:: Activity ::
Give back every line of the data, word for word.

┄┄┄┄┄┄

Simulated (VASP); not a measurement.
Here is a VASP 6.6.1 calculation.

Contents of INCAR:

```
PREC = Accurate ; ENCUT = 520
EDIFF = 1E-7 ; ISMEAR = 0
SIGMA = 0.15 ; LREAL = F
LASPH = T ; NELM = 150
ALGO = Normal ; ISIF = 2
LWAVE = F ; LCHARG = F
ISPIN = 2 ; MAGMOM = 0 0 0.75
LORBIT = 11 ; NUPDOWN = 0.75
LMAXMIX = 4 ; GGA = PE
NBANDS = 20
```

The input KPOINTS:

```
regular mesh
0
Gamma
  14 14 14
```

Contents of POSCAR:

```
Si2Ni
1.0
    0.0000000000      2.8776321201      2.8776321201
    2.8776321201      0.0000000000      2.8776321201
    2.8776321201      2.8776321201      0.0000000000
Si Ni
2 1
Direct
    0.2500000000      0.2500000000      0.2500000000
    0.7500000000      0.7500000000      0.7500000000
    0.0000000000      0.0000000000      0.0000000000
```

┄┄┄┄┄┄

:: Worked solution ::
Simulated (VASP); not a measurement.
Here is a VASP 6.6.1 calculation.

Contents of INCAR:

```
PREC = Accurate ; ENCUT = 520
EDIFF = 1E-7 ; ISMEAR = 0
SIGMA = 0.15 ; LREAL = F
LASPH = T ; NELM = 150
ALGO = Normal ; ISIF = 2
LWAVE = F ; LCHARG = F
ISPIN = 2 ; MAGMOM = 0 0 0.75
LORBIT = 11 ; NUPDOWN = 0.75
LMAXMIX = 4 ; GGA = PE
NBANDS = 20
```

The input KPOINTS:

```
regular mesh
0
Gamma
  14 14 14
```

Contents of POSCAR:

```
Si2Ni
1.0
    0.0000000000      2.8776321201      2.8776321201
    2.8776321201      0.0000000000      2.8776321201
    2.8776321201      2.8776321201      0.0000000000
Si Ni
2 1
Direct
    0.2500000000      0.2500000000      0.2500000000
    0.7500000000      0.7500000000      0.7500000000
    0.0000000000      0.0000000000      0.0000000000
```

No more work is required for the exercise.